▶ **Work task**: Starting at the top of the entries below, print each line exactly until the line with "Gas-phase reaction: 2" has been printed too.

▶ **Recorded data**:
========================

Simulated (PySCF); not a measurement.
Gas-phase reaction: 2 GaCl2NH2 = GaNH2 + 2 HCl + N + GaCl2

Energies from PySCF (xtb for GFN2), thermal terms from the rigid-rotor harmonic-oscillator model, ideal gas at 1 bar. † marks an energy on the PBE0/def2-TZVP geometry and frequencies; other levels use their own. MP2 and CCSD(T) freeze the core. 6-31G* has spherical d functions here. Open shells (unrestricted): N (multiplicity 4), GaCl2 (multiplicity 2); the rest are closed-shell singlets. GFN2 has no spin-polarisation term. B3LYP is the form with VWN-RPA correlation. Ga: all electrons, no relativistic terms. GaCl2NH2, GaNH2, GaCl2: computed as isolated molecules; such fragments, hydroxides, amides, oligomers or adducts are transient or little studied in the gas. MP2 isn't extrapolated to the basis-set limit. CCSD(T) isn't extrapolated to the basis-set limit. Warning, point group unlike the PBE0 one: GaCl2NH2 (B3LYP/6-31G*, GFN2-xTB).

========================

▶ **Solution**:
Simulated (PySCF); not a measurement.
Gas-phase reaction: 2 GaCl2NH2 = GaNH2 + 2 HCl + N + GaCl2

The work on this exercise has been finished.